Exercise >>
Could every line of the data be printed exactly as it reads?

════
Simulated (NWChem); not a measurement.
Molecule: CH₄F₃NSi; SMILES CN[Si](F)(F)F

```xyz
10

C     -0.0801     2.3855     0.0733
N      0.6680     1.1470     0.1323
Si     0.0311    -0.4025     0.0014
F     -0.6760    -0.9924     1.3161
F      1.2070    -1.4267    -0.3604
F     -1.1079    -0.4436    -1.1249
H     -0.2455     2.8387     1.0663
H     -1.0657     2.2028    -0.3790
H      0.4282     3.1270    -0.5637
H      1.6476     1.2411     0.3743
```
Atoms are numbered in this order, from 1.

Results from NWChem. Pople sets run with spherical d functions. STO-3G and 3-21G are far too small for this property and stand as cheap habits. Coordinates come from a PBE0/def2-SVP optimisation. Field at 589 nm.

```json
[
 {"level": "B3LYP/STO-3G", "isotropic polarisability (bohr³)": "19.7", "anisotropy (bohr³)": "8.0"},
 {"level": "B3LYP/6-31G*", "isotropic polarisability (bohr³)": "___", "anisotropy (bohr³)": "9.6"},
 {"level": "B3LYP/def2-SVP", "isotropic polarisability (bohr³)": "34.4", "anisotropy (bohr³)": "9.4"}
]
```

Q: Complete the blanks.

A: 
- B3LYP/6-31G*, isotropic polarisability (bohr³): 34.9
════

Response area >>
Simulated (NWChem); not a measurement.
Molecule: CH₄F₃NSi; SMILES CN[Si](F)(F)F

```xyz
10

C     -0.0801     2.3855     0.0733
N      0.6680     1.1470     0.1323
Si     0.0311    -0.4025     0.0014
F     -0.6760    -0.9924     1.3161
F      1.2070    -1.4267    -0.3604
F     -1.1079    -0.4436    -1.1249
H     -0.2455     2.8387     1.0663
H     -1.0657     2.2028    -0.3790
H      0.4282     3.1270    -0.5637
H      1.6476     1.2411     0.3743
```
Atoms are numbered in this order, from 1.

Results from NWChem. Pople sets run with spherical d functions. STO-3G and 3-21G are far too small for this property and stand as cheap habits. Coordinates come from a PBE0/def2-SVP optimisation. Field at 589 nm.

```json
[
 {"level": "B3LYP/STO-3G", "isotropic polarisability (bohr³)": "19.7", "anisotropy (bohr³)": "8.0"},
 {"level": "B3LYP/6-31G*", "isotropic polarisability (bohr³)": "___", "anisotropy (bohr³)": "9.6"},
 {"level": "B3LYP/def2-SVP", "isotropic polarisability (bohr³)": "34.4", "anisotropy (bohr³)": "9.4"}
]
```

Q: Complete the blanks.

A: 
- B3LYP/6-31G*, isotropic polarisability (bohr³): 34.9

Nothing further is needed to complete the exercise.